### Assignment
For the entries below, the result should be an exact transcription of the lines from the one with "Q: Fill in the values left out." up to and including the one with "A: (a) 12.3.", and only those.

### Data for analysis
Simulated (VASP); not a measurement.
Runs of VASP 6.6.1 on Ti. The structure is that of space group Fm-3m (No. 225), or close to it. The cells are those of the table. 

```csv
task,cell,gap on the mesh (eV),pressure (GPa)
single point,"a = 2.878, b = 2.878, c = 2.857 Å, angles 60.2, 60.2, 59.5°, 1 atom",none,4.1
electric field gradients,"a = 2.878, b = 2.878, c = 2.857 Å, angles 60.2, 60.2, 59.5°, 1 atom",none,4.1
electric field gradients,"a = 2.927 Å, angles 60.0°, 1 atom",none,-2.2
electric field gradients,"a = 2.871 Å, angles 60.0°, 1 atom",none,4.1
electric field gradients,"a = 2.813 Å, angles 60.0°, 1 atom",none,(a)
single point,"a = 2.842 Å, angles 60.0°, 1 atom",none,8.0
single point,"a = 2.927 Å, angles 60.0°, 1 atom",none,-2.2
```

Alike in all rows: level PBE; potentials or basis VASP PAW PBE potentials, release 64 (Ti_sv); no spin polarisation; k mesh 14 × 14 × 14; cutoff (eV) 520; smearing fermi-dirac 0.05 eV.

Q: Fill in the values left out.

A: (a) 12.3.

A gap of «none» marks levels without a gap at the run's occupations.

### Task solution
Q: Fill in the values left out.

A: (a) 12.3.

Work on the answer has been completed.